Given information:
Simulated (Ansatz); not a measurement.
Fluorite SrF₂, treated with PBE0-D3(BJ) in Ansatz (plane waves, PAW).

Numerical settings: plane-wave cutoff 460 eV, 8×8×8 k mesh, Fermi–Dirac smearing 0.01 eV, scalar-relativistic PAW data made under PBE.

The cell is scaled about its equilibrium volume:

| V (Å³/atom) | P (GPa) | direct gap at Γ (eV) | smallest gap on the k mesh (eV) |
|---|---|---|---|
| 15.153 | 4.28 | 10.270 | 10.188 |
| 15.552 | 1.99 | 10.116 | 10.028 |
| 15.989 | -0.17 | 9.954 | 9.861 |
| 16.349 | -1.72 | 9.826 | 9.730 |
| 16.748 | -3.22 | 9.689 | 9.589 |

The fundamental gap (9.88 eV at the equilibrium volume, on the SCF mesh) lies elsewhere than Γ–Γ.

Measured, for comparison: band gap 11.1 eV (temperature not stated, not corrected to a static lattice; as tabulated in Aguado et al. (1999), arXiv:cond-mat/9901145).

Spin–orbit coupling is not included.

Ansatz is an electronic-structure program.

Action item:
The required output is the stretch of entries above from the line containing "9.826 | 9.730 |" through the line containing "Spin–orbit coupling is not included.", reproduced exactly.

Response area:
| 16.349 | -1.72 | 9.826 | 9.730 |
| 16.748 | -3.22 | 9.689 | 9.589 |

The fundamental gap (9.88 eV at the equilibrium volume, on the SCF mesh) lies elsewhere than Γ–Γ.

Measured, for comparison: band gap 11.1 eV (temperature not stated, not corrected to a static lattice; as tabulated in Aguado et al. (1999), arXiv:cond-mat/9901145).

Spin–orbit coupling is not included.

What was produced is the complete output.